REQUIRED ACTION
Could you restate all of the entries, word for word?

[MATERIAL SUPPLIED]

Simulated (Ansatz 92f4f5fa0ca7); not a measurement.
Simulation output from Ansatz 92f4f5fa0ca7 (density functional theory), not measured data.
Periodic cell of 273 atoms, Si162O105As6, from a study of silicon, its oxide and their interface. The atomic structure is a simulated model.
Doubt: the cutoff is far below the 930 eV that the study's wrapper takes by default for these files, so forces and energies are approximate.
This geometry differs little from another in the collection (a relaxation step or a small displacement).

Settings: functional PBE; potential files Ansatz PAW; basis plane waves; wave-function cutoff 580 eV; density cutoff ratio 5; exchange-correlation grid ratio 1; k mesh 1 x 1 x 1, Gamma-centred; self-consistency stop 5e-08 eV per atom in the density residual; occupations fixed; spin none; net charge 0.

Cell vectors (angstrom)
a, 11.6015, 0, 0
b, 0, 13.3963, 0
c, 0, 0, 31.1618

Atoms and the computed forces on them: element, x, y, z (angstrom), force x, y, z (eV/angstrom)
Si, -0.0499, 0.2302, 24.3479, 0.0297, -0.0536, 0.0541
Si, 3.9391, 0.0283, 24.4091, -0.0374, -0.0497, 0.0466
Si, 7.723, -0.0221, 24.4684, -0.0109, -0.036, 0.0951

[/MATERIAL SUPPLIED]

TASK ANSWER
Simulated (Ansatz 92f4f5fa0ca7); not a measurement.
Simulation output from Ansatz 92f4f5fa0ca7 (density functional theory), not measured data.
Periodic cell of 273 atoms, Si162O105As6, from a study of silicon, its oxide and their interface. The atomic structure is a simulated model.
Doubt: the cutoff is far below the 930 eV that the study's wrapper takes by default for these files, so forces and energies are approximate.
This geometry differs little from another in the collection (a relaxation step or a small displacement).

Settings: functional PBE; potential files Ansatz PAW; basis plane waves; wave-function cutoff 580 eV; density cutoff ratio 5; exchange-correlation grid ratio 1; k mesh 1 x 1 x 1, Gamma-centred; self-consistency stop 5e-08 eV per atom in the density residual; occupations fixed; spin none; net charge 0.

Cell vectors (angstrom)
a, 11.6015, 0, 0
b, 0, 13.3963, 0
c, 0, 0, 31.1618

Atoms and the computed forces on them: element, x, y, z (angstrom), force x, y, z (eV/angstrom)
Si, -0.0499, 0.2302, 24.3479, 0.0297, -0.0536, 0.0541
Si, 3.9391, 0.0283, 24.4091, -0.0374, -0.0497, 0.0466
Si, 7.723, -0.0221, 24.4684, -0.0109, -0.036, 0.0951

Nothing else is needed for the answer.